Data to examine:
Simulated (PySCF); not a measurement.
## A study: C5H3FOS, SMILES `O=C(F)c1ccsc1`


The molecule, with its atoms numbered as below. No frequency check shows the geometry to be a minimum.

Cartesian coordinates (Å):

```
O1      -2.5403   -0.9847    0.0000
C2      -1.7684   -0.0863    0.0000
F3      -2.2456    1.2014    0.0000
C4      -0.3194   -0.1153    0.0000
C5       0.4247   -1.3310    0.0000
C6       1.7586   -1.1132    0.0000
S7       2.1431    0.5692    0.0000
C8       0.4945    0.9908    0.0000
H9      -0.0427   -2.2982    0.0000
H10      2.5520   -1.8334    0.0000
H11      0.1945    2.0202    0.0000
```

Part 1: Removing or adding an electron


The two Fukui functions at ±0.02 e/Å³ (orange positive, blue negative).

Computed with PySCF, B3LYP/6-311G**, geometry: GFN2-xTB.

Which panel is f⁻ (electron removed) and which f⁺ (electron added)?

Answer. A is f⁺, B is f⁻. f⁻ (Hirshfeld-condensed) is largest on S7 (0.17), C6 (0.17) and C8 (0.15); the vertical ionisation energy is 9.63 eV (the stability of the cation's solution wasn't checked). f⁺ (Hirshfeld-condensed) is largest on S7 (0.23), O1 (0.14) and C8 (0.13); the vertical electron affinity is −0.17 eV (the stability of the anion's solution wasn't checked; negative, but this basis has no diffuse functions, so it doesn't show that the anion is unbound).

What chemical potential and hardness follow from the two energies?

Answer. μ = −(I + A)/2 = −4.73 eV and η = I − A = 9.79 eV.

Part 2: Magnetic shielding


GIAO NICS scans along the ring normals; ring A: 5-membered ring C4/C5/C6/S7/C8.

Work request:
Take the line above containing "The molecule, with", the line containing "Computed with PySCF, B3LYP/6-311G**, geometry: GFN2-xTB.", and all lines in between, and copy them exactly without anything else.

Written reply:
The molecule, with its atoms numbered as below. No frequency check shows the geometry to be a minimum.

Cartesian coordinates (Å):

```
O1      -2.5403   -0.9847    0.0000
C2      -1.7684   -0.0863    0.0000
F3      -2.2456    1.2014    0.0000
C4      -0.3194   -0.1153    0.0000
C5       0.4247   -1.3310    0.0000
C6       1.7586   -1.1132    0.0000
S7       2.1431    0.5692    0.0000
C8       0.4945    0.9908    0.0000
H9      -0.0427   -2.2982    0.0000
H10      2.5520   -1.8334    0.0000
H11      0.1945    2.0202    0.0000
```

Part 1: Removing or adding an electron


The two Fukui functions at ±0.02 e/Å³ (orange positive, blue negative).

Computed with PySCF, B3LYP/6-311G**, geometry: GFN2-xTB.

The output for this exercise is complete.